INPUT DATA
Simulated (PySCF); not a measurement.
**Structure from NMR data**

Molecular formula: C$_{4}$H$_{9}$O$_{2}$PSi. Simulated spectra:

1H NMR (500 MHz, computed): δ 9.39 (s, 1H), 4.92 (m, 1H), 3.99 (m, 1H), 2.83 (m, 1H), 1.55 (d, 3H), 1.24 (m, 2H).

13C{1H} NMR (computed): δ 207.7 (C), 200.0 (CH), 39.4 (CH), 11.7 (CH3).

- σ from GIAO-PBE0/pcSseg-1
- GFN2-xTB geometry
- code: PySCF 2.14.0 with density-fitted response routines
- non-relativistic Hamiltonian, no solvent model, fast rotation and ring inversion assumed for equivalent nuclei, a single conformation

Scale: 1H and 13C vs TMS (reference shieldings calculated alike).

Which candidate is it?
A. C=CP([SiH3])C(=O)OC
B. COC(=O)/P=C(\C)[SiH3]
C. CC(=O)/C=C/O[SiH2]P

REQUIREMENT
Copy task. Give back the whole listing exactly as written.

TASK RESULT
Simulated (PySCF); not a measurement.
**Structure from NMR data**

Molecular formula: C$_{4}$H$_{9}$O$_{2}$PSi. Simulated spectra:

1H NMR (500 MHz, computed): δ 9.39 (s, 1H), 4.92 (m, 1H), 3.99 (m, 1H), 2.83 (m, 1H), 1.55 (d, 3H), 1.24 (m, 2H).

13C{1H} NMR (computed): δ 207.7 (C), 200.0 (CH), 39.4 (CH), 11.7 (CH3).

- σ from GIAO-PBE0/pcSseg-1
- GFN2-xTB geometry
- code: PySCF 2.14.0 with density-fitted response routines
- non-relativistic Hamiltonian, no solvent model, fast rotation and ring inversion assumed for equivalent nuclei, a single conformation

Scale: 1H and 13C vs TMS (reference shieldings calculated alike).

Which candidate is it?
A. C=CP([SiH3])C(=O)OC
B. COC(=O)/P=C(\C)[SiH3]
C. CC(=O)/C=C/O[SiH2]P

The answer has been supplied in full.